• [DATASET EXCERPTS]
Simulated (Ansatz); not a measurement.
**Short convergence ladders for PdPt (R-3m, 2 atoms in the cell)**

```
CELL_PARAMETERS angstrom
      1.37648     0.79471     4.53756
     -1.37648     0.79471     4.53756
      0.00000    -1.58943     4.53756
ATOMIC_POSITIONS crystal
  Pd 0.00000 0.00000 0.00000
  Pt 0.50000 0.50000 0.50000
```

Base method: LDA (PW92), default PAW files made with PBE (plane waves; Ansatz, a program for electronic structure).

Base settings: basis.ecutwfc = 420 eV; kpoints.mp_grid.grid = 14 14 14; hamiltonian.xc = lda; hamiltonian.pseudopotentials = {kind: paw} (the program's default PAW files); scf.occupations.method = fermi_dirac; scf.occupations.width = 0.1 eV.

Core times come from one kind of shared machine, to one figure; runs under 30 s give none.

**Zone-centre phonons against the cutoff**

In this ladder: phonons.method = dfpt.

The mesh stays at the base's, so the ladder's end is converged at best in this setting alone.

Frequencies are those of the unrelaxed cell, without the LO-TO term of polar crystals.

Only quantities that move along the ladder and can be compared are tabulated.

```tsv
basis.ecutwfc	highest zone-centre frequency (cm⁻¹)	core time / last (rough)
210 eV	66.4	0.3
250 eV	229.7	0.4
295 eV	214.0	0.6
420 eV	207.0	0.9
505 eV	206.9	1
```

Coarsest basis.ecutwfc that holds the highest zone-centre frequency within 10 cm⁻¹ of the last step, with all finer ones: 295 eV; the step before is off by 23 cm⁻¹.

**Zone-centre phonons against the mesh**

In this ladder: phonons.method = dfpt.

• [EXERCISE]
All the data needs repeating. Return it exactly.

• [EXERCISE RESULT]
Simulated (Ansatz); not a measurement.
**Short convergence ladders for PdPt (R-3m, 2 atoms in the cell)**

```
CELL_PARAMETERS angstrom
      1.37648     0.79471     4.53756
     -1.37648     0.79471     4.53756
      0.00000    -1.58943     4.53756
ATOMIC_POSITIONS crystal
  Pd 0.00000 0.00000 0.00000
  Pt 0.50000 0.50000 0.50000
```

Base method: LDA (PW92), default PAW files made with PBE (plane waves; Ansatz, a program for electronic structure).

Base settings: basis.ecutwfc = 420 eV; kpoints.mp_grid.grid = 14 14 14; hamiltonian.xc = lda; hamiltonian.pseudopotentials = {kind: paw} (the program's default PAW files); scf.occupations.method = fermi_dirac; scf.occupations.width = 0.1 eV.

Core times come from one kind of shared machine, to one figure; runs under 30 s give none.

**Zone-centre phonons against the cutoff**

In this ladder: phonons.method = dfpt.

The mesh stays at the base's, so the ladder's end is converged at best in this setting alone.

Frequencies are those of the unrelaxed cell, without the LO-TO term of polar crystals.

Only quantities that move along the ladder and can be compared are tabulated.

```tsv
basis.ecutwfc	highest zone-centre frequency (cm⁻¹)	core time / last (rough)
210 eV	66.4	0.3
250 eV	229.7	0.4
295 eV	214.0	0.6
420 eV	207.0	0.9
505 eV	206.9	1
```

Coarsest basis.ecutwfc that holds the highest zone-centre frequency within 10 cm⁻¹ of the last step, with all finer ones: 295 eV; the step before is off by 23 cm⁻¹.

**Zone-centre phonons against the mesh**

In this ladder: phonons.method = dfpt.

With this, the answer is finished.